* Task item *
Copy out exactly the lines from the first line of the material below through the line containing "Stress tensor (GPa, compression", and nothing beyond them.

* Dataset excerpts *
+ + + + + + +

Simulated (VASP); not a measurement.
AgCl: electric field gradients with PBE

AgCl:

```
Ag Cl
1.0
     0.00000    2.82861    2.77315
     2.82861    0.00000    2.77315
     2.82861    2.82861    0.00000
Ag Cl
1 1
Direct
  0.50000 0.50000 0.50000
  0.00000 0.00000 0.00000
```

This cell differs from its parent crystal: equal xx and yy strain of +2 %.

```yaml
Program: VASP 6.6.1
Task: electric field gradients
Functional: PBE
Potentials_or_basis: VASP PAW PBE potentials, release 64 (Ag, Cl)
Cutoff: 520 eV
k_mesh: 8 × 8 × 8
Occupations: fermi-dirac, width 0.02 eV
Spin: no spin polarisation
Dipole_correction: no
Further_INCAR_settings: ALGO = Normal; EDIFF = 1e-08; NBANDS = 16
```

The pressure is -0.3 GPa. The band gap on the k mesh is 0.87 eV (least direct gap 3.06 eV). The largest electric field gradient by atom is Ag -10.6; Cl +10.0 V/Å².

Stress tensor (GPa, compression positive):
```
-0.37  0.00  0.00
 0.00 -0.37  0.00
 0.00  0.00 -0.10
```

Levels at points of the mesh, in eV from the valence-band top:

+ + + + + + +

* Task result *
Simulated (VASP); not a measurement.
AgCl: electric field gradients with PBE

AgCl:

```
Ag Cl
1.0
     0.00000    2.82861    2.77315
     2.82861    0.00000    2.77315
     2.82861    2.82861    0.00000
Ag Cl
1 1
Direct
  0.50000 0.50000 0.50000
  0.00000 0.00000 0.00000
```

This cell differs from its parent crystal: equal xx and yy strain of +2 %.

```yaml
Program: VASP 6.6.1
Task: electric field gradients
Functional: PBE
Potentials_or_basis: VASP PAW PBE potentials, release 64 (Ag, Cl)
Cutoff: 520 eV
k_mesh: 8 × 8 × 8
Occupations: fermi-dirac, width 0.02 eV
Spin: no spin polarisation
Dipole_correction: no
Further_INCAR_settings: ALGO = Normal; EDIFF = 1e-08; NBANDS = 16
```

The pressure is -0.3 GPa. The band gap on the k mesh is 0.87 eV (least direct gap 3.06 eV). The largest electric field gradient by atom is Ag -10.6; Cl +10.0 V/Å².

Stress tensor (GPa, compression positive):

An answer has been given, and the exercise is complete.